____ Supplied material

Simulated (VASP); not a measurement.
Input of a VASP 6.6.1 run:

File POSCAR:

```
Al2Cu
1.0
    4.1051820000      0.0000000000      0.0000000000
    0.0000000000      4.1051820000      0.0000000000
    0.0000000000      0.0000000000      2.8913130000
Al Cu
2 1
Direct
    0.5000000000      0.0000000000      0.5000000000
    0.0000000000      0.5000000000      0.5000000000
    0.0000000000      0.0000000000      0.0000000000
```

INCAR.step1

________

#### Work task:
For this exercise, restate each of the entries without any deviation.

#### Answer box:
Simulated (VASP); not a measurement.
Input of a VASP 6.6.1 run:

File POSCAR:

```
Al2Cu
1.0
    4.1051820000      0.0000000000      0.0000000000
    0.0000000000      4.1051820000      0.0000000000
    0.0000000000      0.0000000000      2.8913130000
Al Cu
2 1
Direct
    0.5000000000      0.0000000000      0.5000000000
    0.0000000000      0.5000000000      0.5000000000
    0.0000000000      0.0000000000      0.0000000000
```

INCAR.step1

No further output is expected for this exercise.